Material supplied:
'''

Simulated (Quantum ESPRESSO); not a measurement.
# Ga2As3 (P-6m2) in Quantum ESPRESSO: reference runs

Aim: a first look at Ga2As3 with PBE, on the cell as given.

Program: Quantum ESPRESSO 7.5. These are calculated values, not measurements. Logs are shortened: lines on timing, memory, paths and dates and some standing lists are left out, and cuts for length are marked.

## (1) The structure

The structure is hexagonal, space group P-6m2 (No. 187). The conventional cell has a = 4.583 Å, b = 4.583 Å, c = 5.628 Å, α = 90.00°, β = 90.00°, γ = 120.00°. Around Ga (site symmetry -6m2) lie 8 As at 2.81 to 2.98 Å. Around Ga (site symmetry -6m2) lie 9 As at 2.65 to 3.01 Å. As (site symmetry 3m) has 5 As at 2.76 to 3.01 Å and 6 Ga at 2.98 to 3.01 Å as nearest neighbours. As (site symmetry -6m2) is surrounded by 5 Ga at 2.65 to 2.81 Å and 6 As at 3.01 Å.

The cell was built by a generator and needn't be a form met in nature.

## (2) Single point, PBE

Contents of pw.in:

'''

Please set down again, word for word, only the lines from the start of the entries through the line with "Aim: a first", both ends included.

Simulated (Quantum ESPRESSO); not a measurement.
# Ga2As3 (P-6m2) in Quantum ESPRESSO: reference runs

Aim: a first look at Ga2As3 with PBE, on the cell as given.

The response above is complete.